** DATA EXTRACT follows **
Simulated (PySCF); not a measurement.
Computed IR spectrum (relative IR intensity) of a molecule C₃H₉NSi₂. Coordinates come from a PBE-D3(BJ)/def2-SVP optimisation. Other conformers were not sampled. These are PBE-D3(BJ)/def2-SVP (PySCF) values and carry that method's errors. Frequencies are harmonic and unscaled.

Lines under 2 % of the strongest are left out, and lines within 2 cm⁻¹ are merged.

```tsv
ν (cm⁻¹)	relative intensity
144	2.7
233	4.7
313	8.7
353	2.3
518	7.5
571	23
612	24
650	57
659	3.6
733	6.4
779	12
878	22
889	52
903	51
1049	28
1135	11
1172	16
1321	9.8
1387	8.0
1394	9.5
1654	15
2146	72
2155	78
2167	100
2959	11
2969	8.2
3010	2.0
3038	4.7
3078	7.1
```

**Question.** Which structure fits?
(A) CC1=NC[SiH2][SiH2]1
** End of DATA EXTRACT **

:: WORK TASK ::
Would you repeat each line above exactly as it stands?

:: EXERCISE ANSWER ::
Simulated (PySCF); not a measurement.
Computed IR spectrum (relative IR intensity) of a molecule C₃H₉NSi₂. Coordinates come from a PBE-D3(BJ)/def2-SVP optimisation. Other conformers were not sampled. These are PBE-D3(BJ)/def2-SVP (PySCF) values and carry that method's errors. Frequencies are harmonic and unscaled.

Lines under 2 % of the strongest are left out, and lines within 2 cm⁻¹ are merged.

```tsv
ν (cm⁻¹)	relative intensity
144	2.7
233	4.7
313	8.7
353	2.3
518	7.5
571	23
612	24
650	57
659	3.6
733	6.4
779	12
878	22
889	52
903	51
1049	28
1135	11
1172	16
1321	9.8
1387	8.0
1394	9.5
1654	15
2146	72
2155	78
2167	100
2959	11
2969	8.2
3010	2.0
3038	4.7
3078	7.1
```

**Question.** Which structure fits?
(A) CC1=NC[SiH2][SiH2]1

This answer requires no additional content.